* _RECORD SET_
**********

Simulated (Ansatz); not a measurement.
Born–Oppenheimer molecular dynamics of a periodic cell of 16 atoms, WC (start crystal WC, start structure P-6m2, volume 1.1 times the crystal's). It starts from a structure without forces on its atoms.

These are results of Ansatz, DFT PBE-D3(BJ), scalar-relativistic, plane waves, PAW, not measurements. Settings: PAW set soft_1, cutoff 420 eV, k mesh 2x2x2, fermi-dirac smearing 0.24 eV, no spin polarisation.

**********

* _ASSIGNED TASK_
Nothing may be left out or altered: reproduce the complete listing.

* _RESULT_
Simulated (Ansatz); not a measurement.
Born–Oppenheimer molecular dynamics of a periodic cell of 16 atoms, WC (start crystal WC, start structure P-6m2, volume 1.1 times the crystal's). It starts from a structure without forces on its atoms.

These are results of Ansatz, DFT PBE-D3(BJ), scalar-relativistic, plane waves, PAW, not measurements. Settings: PAW set soft_1, cutoff 420 eV, k mesh 2x2x2, fermi-dirac smearing 0.24 eV, no spin polarisation.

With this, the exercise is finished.